* [WORK ITEM]
All of the entries must appear again exactly as written.

* [MATERIAL SHOWN]
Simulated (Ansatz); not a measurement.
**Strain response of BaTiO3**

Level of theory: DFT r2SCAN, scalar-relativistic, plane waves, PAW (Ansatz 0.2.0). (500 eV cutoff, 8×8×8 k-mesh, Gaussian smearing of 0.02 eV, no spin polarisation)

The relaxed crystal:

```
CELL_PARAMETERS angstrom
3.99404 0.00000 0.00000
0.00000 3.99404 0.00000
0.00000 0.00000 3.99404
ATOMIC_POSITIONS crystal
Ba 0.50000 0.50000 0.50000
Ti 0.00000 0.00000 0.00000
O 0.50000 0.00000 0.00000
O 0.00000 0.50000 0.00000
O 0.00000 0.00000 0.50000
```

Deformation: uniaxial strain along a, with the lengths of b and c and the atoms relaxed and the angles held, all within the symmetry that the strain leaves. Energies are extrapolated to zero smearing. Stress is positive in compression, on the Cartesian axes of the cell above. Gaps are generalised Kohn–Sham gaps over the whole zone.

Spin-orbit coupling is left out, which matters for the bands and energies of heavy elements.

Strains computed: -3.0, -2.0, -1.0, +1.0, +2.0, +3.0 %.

* [ANSWER AREA]
Simulated (Ansatz); not a measurement.
**Strain response of BaTiO3**

Level of theory: DFT r2SCAN, scalar-relativistic, plane waves, PAW (Ansatz 0.2.0). (500 eV cutoff, 8×8×8 k-mesh, Gaussian smearing of 0.02 eV, no spin polarisation)

The relaxed crystal:

```
CELL_PARAMETERS angstrom
3.99404 0.00000 0.00000
0.00000 3.99404 0.00000
0.00000 0.00000 3.99404
ATOMIC_POSITIONS crystal
Ba 0.50000 0.50000 0.50000
Ti 0.00000 0.00000 0.00000
O 0.50000 0.00000 0.00000
O 0.00000 0.50000 0.00000
O 0.00000 0.00000 0.50000
```

Deformation: uniaxial strain along a, with the lengths of b and c and the atoms relaxed and the angles held, all within the symmetry that the strain leaves. Energies are extrapolated to zero smearing. Stress is positive in compression, on the Cartesian axes of the cell above. Gaps are generalised Kohn–Sham gaps over the whole zone.

Spin-orbit coupling is left out, which matters for the bands and energies of heavy elements.

Strains computed: -3.0, -2.0, -1.0, +1.0, +2.0, +3.0 %.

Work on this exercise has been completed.